**WORK INSTRUCTION**
Only the opening lines of the listing, through the one with "Wanted: the relaxed", are to be retyped, each exactly as it stands.

**DATASET CONTENT**
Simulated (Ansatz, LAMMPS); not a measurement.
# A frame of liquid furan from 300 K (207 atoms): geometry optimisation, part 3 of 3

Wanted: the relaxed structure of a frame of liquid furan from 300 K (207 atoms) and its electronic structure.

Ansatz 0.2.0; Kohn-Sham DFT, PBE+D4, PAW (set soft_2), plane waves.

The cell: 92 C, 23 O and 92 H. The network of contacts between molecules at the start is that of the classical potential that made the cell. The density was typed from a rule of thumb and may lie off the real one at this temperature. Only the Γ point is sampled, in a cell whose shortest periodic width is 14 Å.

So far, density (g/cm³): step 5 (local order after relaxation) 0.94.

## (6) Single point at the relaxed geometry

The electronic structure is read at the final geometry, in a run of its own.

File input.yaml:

**REPLY**
Simulated (Ansatz, LAMMPS); not a measurement.
# A frame of liquid furan from 300 K (207 atoms): geometry optimisation, part 3 of 3

Wanted: the relaxed structure of a frame of liquid furan from 300 K (207 atoms) and its electronic structure.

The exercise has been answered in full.